▸ WORK INSTRUCTION: Starting with the first line below, reproduce each line exactly until you have included the one bearing "One way to write".

Top of RECORDS SHOWN

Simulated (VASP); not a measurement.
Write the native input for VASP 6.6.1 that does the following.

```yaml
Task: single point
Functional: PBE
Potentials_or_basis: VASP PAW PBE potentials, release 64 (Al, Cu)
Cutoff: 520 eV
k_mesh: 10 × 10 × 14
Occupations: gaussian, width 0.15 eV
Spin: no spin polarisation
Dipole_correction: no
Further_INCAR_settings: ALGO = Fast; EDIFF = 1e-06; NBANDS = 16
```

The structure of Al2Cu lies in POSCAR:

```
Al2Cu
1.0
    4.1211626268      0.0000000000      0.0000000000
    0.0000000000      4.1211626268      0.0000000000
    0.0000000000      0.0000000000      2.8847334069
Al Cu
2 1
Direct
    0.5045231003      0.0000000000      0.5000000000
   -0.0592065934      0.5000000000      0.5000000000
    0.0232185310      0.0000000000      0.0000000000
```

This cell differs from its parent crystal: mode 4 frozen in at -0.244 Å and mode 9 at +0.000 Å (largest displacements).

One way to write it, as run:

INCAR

Bottom of RECORDS SHOWN

▸ RESPONSE BOX:
Simulated (VASP); not a measurement.
Write the native input for VASP 6.6.1 that does the following.

```yaml
Task: single point
Functional: PBE
Potentials_or_basis: VASP PAW PBE potentials, release 64 (Al, Cu)
Cutoff: 520 eV
k_mesh: 10 × 10 × 14
Occupations: gaussian, width 0.15 eV
Spin: no spin polarisation
Dipole_correction: no
Further_INCAR_settings: ALGO = Fast; EDIFF = 1e-06; NBANDS = 16
```

The structure of Al2Cu lies in POSCAR:

```
Al2Cu
1.0
    4.1211626268      0.0000000000      0.0000000000
    0.0000000000      4.1211626268      0.0000000000
    0.0000000000      0.0000000000      2.8847334069
Al Cu
2 1
Direct
    0.5045231003      0.0000000000      0.5000000000
   -0.0592065934      0.5000000000      0.5000000000
    0.0232185310      0.0000000000      0.0000000000
```

This cell differs from its parent crystal: mode 4 frozen in at -0.244 Å and mode 9 at +0.000 Å (largest displacements).

One way to write it, as run:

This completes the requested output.